*-*-*

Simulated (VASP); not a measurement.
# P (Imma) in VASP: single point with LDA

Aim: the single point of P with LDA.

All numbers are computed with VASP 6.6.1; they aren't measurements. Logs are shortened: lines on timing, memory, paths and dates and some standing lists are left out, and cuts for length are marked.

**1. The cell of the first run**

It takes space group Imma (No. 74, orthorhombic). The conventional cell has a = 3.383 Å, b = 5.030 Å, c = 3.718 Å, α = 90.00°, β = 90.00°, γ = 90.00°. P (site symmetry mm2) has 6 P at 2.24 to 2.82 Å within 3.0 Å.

*-*-*

• [BRIEF]:
All of the lines above must be returned exactly.

• [EXERCISE OUTPUT]:
Simulated (VASP); not a measurement.
# P (Imma) in VASP: single point with LDA

Aim: the single point of P with LDA.

All numbers are computed with VASP 6.6.1; they aren't measurements. Logs are shortened: lines on timing, memory, paths and dates and some standing lists are left out, and cuts for length are marked.

**1. The cell of the first run**

It takes space group Imma (No. 74, orthorhombic). The conventional cell has a = 3.383 Å, b = 5.030 Å, c = 3.718 Å, α = 90.00°, β = 90.00°, γ = 90.00°. P (site symmetry mm2) has 6 P at 2.24 to 2.82 Å within 3.0 Å.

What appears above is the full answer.